Up to and including the line with "mesh | 8 × 8 × 6 |", return every line from the start of the entries below exactly.

========================================
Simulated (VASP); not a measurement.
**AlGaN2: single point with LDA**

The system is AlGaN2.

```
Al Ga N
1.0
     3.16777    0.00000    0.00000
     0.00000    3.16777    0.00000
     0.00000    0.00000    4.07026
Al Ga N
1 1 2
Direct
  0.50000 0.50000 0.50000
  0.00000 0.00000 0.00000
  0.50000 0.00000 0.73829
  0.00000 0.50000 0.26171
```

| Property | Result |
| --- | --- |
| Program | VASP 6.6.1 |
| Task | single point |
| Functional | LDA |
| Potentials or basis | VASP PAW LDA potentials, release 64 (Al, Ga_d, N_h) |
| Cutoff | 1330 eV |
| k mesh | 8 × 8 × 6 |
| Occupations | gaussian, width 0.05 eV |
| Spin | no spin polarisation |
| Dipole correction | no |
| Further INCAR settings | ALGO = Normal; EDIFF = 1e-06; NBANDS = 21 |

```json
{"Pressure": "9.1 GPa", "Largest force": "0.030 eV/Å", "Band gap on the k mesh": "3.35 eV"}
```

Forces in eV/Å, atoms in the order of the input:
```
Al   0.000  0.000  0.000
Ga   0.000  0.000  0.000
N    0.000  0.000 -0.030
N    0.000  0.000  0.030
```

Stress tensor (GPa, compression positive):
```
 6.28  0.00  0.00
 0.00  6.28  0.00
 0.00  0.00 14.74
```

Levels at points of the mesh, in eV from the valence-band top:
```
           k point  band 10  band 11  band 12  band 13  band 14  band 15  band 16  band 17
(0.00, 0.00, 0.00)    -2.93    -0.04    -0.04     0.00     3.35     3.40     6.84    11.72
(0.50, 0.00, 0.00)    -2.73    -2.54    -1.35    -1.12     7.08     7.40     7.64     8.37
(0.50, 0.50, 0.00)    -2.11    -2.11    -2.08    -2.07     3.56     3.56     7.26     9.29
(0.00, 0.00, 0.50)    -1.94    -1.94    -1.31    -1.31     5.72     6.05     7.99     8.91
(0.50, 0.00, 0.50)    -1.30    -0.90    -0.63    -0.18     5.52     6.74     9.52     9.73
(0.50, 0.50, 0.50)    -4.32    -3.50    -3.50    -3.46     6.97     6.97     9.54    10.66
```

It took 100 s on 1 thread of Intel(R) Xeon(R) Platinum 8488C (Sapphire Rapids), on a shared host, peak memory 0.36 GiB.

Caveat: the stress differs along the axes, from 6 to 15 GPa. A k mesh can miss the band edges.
========================================

### [EXERCISE OUTPUT]
Simulated (VASP); not a measurement.
**AlGaN2: single point with LDA**

The system is AlGaN2.

```
Al Ga N
1.0
     3.16777    0.00000    0.00000
     0.00000    3.16777    0.00000
     0.00000    0.00000    4.07026
Al Ga N
1 1 2
Direct
  0.50000 0.50000 0.50000
  0.00000 0.00000 0.00000
  0.50000 0.00000 0.73829
  0.00000 0.50000 0.26171
```

| Property | Result |
| --- | --- |
| Program | VASP 6.6.1 |
| Task | single point |
| Functional | LDA |
| Potentials or basis | VASP PAW LDA potentials, release 64 (Al, Ga_d, N_h) |
| Cutoff | 1330 eV |
| k mesh | 8 × 8 × 6 |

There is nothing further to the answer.